=== Section Start ===

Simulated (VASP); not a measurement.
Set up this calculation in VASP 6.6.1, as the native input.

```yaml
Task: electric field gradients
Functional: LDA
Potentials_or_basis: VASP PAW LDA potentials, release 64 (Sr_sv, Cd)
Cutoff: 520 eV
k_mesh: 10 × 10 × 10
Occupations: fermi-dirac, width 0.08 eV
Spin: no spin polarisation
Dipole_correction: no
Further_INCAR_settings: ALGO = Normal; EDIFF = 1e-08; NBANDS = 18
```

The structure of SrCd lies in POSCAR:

=== Section End ===

> _Work instruction_
Give each line of the records above again, unchanged.

> _Response box_
Simulated (VASP); not a measurement.
Set up this calculation in VASP 6.6.1, as the native input.

```yaml
Task: electric field gradients
Functional: LDA
Potentials_or_basis: VASP PAW LDA potentials, release 64 (Sr_sv, Cd)
Cutoff: 520 eV
k_mesh: 10 × 10 × 10
Occupations: fermi-dirac, width 0.08 eV
Spin: no spin polarisation
Dipole_correction: no
Further_INCAR_settings: ALGO = Normal; EDIFF = 1e-08; NBANDS = 18
```

The structure of SrCd lies in POSCAR:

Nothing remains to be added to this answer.